Nothing should differ between your output and the entries below.

++++ RECORDED DATA
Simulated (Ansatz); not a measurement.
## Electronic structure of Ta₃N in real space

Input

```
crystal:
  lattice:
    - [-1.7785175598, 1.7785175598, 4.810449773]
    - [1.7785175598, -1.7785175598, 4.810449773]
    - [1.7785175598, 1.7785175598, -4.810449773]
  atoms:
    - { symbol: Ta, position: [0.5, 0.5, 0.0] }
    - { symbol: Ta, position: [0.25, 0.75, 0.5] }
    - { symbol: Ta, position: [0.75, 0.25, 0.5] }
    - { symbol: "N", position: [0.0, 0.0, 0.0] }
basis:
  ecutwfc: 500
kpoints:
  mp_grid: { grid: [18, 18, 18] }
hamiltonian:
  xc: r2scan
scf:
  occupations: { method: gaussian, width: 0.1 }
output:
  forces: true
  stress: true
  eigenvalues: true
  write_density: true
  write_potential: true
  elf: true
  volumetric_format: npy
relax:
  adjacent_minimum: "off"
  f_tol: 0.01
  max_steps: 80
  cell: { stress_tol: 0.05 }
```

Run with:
++++++++

--- RESPONSE ---
Simulated (Ansatz); not a measurement.
## Electronic structure of Ta₃N in real space

Input

```
crystal:
  lattice:
    - [-1.7785175598, 1.7785175598, 4.810449773]
    - [1.7785175598, -1.7785175598, 4.810449773]
    - [1.7785175598, 1.7785175598, -4.810449773]
  atoms:
    - { symbol: Ta, position: [0.5, 0.5, 0.0] }
    - { symbol: Ta, position: [0.25, 0.75, 0.5] }
    - { symbol: Ta, position: [0.75, 0.25, 0.5] }
    - { symbol: "N", position: [0.0, 0.0, 0.0] }
basis:
  ecutwfc: 500
kpoints:
  mp_grid: { grid: [18, 18, 18] }
hamiltonian:
  xc: r2scan
scf:
  occupations: { method: gaussian, width: 0.1 }
output:
  forces: true
  stress: true
  eigenvalues: true
  write_density: true
  write_potential: true
  elf: true
  volumetric_format: npy
relax:
  adjacent_minimum: "off"
  f_tol: 0.01
  max_steps: 80
  cell: { stress_tol: 0.05 }
```

Run with:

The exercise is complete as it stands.